Brief
Where the line containing "(1) The calculation" appears, end your copy; everything from the first line of the records below up to and including it must be reproduced exactly.

BEGIN Extracted material
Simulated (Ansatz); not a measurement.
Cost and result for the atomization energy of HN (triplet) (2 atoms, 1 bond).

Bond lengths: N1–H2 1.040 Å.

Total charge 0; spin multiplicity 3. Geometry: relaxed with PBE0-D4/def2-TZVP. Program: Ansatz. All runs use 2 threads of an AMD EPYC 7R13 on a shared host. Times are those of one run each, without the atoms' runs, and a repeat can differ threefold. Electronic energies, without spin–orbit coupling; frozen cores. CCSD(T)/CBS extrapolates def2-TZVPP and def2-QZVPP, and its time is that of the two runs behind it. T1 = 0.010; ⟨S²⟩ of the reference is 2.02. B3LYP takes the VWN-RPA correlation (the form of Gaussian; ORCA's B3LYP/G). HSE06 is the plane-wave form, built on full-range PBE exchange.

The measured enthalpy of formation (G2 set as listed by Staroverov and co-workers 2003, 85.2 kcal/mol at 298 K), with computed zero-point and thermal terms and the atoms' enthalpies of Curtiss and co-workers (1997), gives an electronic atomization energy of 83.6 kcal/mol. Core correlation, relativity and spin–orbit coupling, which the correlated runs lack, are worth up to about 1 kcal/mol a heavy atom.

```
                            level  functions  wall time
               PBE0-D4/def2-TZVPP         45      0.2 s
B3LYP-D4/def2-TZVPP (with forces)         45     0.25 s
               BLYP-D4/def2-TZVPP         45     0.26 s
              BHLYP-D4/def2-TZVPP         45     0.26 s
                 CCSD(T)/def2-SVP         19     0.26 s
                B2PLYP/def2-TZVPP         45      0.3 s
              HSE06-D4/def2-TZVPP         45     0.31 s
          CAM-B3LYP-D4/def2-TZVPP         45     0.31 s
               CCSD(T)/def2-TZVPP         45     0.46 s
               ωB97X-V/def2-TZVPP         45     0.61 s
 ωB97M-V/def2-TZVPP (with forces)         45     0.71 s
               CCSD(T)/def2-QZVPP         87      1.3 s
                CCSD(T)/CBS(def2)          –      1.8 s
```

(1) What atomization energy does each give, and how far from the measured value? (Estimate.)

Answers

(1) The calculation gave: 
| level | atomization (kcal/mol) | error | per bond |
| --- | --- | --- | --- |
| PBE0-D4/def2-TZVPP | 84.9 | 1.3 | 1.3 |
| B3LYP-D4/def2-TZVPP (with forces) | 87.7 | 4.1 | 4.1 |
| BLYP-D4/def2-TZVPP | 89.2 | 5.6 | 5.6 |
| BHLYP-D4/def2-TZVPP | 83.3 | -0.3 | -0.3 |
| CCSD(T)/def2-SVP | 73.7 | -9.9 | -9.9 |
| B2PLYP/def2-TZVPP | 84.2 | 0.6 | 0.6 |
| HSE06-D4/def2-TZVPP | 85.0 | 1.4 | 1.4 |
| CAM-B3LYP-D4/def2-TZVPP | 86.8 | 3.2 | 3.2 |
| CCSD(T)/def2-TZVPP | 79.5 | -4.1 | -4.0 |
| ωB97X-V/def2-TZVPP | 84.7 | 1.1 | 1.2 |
END Extracted material

Result
Simulated (Ansatz); not a measurement.
Cost and result for the atomization energy of HN (triplet) (2 atoms, 1 bond).

Bond lengths: N1–H2 1.040 Å.

Total charge 0; spin multiplicity 3. Geometry: relaxed with PBE0-D4/def2-TZVP. Program: Ansatz. All runs use 2 threads of an AMD EPYC 7R13 on a shared host. Times are those of one run each, without the atoms' runs, and a repeat can differ threefold. Electronic energies, without spin–orbit coupling; frozen cores. CCSD(T)/CBS extrapolates def2-TZVPP and def2-QZVPP, and its time is that of the two runs behind it. T1 = 0.010; ⟨S²⟩ of the reference is 2.02. B3LYP takes the VWN-RPA correlation (the form of Gaussian; ORCA's B3LYP/G). HSE06 is the plane-wave form, built on full-range PBE exchange.

The measured enthalpy of formation (G2 set as listed by Staroverov and co-workers 2003, 85.2 kcal/mol at 298 K), with computed zero-point and thermal terms and the atoms' enthalpies of Curtiss and co-workers (1997), gives an electronic atomization energy of 83.6 kcal/mol. Core correlation, relativity and spin–orbit coupling, which the correlated runs lack, are worth up to about 1 kcal/mol a heavy atom.

```
                            level  functions  wall time
               PBE0-D4/def2-TZVPP         45      0.2 s
B3LYP-D4/def2-TZVPP (with forces)         45     0.25 s
               BLYP-D4/def2-TZVPP         45     0.26 s
              BHLYP-D4/def2-TZVPP         45     0.26 s
                 CCSD(T)/def2-SVP         19     0.26 s
                B2PLYP/def2-TZVPP         45      0.3 s
              HSE06-D4/def2-TZVPP         45     0.31 s
          CAM-B3LYP-D4/def2-TZVPP         45     0.31 s
               CCSD(T)/def2-TZVPP         45     0.46 s
               ωB97X-V/def2-TZVPP         45     0.61 s
 ωB97M-V/def2-TZVPP (with forces)         45     0.71 s
               CCSD(T)/def2-QZVPP         87      1.3 s
                CCSD(T)/CBS(def2)          –      1.8 s
```

(1) What atomization energy does each give, and how far from the measured value? (Estimate.)

Answers

(1) The calculation gave: 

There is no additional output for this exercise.